◆ Requirement
Each record is to be copied exactly as written.

══════════

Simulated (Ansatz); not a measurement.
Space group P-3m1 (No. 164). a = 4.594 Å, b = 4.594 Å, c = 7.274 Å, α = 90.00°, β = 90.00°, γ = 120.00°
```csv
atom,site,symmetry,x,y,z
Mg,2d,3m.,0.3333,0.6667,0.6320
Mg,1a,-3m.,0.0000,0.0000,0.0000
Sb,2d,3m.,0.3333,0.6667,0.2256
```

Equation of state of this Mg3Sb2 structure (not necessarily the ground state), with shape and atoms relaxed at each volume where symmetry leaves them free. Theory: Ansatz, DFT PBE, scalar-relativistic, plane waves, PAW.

══════════

◆ Task response
Simulated (Ansatz); not a measurement.
Space group P-3m1 (No. 164). a = 4.594 Å, b = 4.594 Å, c = 7.274 Å, α = 90.00°, β = 90.00°, γ = 120.00°
```csv
atom,site,symmetry,x,y,z
Mg,2d,3m.,0.3333,0.6667,0.6320
Mg,1a,-3m.,0.0000,0.0000,0.0000
Sb,2d,3m.,0.3333,0.6667,0.2256
```

Equation of state of this Mg3Sb2 structure (not necessarily the ground state), with shape and atoms relaxed at each volume where symmetry leaves them free. Theory: Ansatz, DFT PBE, scalar-relativistic, plane waves, PAW.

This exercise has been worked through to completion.